RECORDS SUPPLIED –
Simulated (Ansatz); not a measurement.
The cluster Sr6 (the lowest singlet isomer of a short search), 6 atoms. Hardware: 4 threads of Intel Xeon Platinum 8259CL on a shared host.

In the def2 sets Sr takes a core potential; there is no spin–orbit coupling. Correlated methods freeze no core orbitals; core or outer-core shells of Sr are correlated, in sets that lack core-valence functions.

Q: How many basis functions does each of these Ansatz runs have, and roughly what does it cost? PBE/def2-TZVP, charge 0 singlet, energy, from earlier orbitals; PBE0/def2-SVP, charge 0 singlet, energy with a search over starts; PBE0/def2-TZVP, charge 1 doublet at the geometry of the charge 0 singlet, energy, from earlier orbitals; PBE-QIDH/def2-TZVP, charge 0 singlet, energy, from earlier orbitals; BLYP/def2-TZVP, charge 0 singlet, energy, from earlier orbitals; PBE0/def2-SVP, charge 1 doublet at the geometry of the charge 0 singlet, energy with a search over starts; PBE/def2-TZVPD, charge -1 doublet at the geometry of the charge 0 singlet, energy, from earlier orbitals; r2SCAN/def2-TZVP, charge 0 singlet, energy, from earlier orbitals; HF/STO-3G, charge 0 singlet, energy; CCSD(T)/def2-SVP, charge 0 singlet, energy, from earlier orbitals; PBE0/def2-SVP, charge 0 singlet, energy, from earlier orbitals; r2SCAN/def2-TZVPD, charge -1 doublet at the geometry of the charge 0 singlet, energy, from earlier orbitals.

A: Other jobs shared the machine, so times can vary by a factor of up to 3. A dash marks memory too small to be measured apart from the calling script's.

TASK ITEM – Starting with the first line of the entries and ending with the line that has "Q: How many", copy each line exactly and add nothing.

EXERCISE OUTPUT –
Simulated (Ansatz); not a measurement.
The cluster Sr6 (the lowest singlet isomer of a short search), 6 atoms. Hardware: 4 threads of Intel Xeon Platinum 8259CL on a shared host.

In the def2 sets Sr takes a core potential; there is no spin–orbit coupling. Correlated methods freeze no core orbitals; core or outer-core shells of Sr are correlated, in sets that lack core-valence functions.

Q: How many basis functions does each of these Ansatz runs have, and roughly what does it cost? PBE/def2-TZVP, charge 0 singlet, energy, from earlier orbitals; PBE0/def2-SVP, charge 0 singlet, energy with a search over starts; PBE0/def2-TZVP, charge 1 doublet at the geometry of the charge 0 singlet, energy, from earlier orbitals; PBE-QIDH/def2-TZVP, charge 0 singlet, energy, from earlier orbitals; BLYP/def2-TZVP, charge 0 singlet, energy, from earlier orbitals; PBE0/def2-SVP, charge 1 doublet at the geometry of the charge 0 singlet, energy with a search over starts; PBE/def2-TZVPD, charge -1 doublet at the geometry of the charge 0 singlet, energy, from earlier orbitals; r2SCAN/def2-TZVP, charge 0 singlet, energy, from earlier orbitals; HF/STO-3G, charge 0 singlet, energy; CCSD(T)/def2-SVP, charge 0 singlet, energy, from earlier orbitals; PBE0/def2-SVP, charge 0 singlet, energy, from earlier orbitals; r2SCAN/def2-TZVPD, charge -1 doublet at the geometry of the charge 0 singlet, energy, from earlier orbitals.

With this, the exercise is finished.